BEGIN Data shown

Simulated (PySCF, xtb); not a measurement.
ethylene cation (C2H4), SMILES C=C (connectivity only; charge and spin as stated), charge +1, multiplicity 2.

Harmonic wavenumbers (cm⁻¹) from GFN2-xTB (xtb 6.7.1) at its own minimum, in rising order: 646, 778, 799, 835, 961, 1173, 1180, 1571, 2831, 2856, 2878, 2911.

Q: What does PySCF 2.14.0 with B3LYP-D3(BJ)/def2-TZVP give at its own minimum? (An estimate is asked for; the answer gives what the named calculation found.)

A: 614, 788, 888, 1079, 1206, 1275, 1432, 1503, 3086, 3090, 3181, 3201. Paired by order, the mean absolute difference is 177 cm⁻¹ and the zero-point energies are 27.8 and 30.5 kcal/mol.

END Data shown

Assigned task:
All that belongs in your answer is the stretch of entries above from the line with "ethylene cation (C2H4), SMILES" through the line with "Q: What does", printed exactly.

Answer area:
ethylene cation (C2H4), SMILES C=C (connectivity only; charge and spin as stated), charge +1, multiplicity 2.

Harmonic wavenumbers (cm⁻¹) from GFN2-xTB (xtb 6.7.1) at its own minimum, in rising order: 646, 778, 799, 835, 961, 1173, 1180, 1571, 2831, 2856, 2878, 2911.

Q: What does PySCF 2.14.0 with B3LYP-D3(BJ)/def2-TZVP give at its own minimum? (An estimate is asked for; the answer gives what the named calculation found.)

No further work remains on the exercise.